> Records shown
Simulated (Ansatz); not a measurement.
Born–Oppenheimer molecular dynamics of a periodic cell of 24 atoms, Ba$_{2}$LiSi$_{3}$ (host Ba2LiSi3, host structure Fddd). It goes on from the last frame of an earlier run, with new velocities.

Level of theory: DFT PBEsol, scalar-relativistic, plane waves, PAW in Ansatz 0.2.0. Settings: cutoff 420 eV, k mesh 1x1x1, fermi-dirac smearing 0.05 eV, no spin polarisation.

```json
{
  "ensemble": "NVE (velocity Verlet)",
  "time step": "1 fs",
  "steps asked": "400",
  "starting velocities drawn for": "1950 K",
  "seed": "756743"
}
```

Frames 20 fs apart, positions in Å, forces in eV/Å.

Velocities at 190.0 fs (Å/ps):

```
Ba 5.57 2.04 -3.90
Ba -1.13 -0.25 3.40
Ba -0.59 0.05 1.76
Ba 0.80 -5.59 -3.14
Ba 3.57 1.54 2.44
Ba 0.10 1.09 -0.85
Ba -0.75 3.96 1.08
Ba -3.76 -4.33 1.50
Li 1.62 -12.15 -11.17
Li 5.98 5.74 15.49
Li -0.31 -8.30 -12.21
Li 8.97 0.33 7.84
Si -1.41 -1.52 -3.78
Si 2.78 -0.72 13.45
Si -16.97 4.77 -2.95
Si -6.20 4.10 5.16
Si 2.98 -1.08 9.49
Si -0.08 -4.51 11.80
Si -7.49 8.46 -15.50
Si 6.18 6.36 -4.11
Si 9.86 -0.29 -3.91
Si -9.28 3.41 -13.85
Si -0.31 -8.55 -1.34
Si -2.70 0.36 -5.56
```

> Required action
Only the lines from the opening of the material through the line with "Born–Oppenheimer molecular dynamics" should be echoed, exactly as written.

> Your response
Simulated (Ansatz); not a measurement.
Born–Oppenheimer molecular dynamics of a periodic cell of 24 atoms, Ba$_{2}$LiSi$_{3}$ (host Ba2LiSi3, host structure Fddd). It goes on from the last frame of an earlier run, with new velocities.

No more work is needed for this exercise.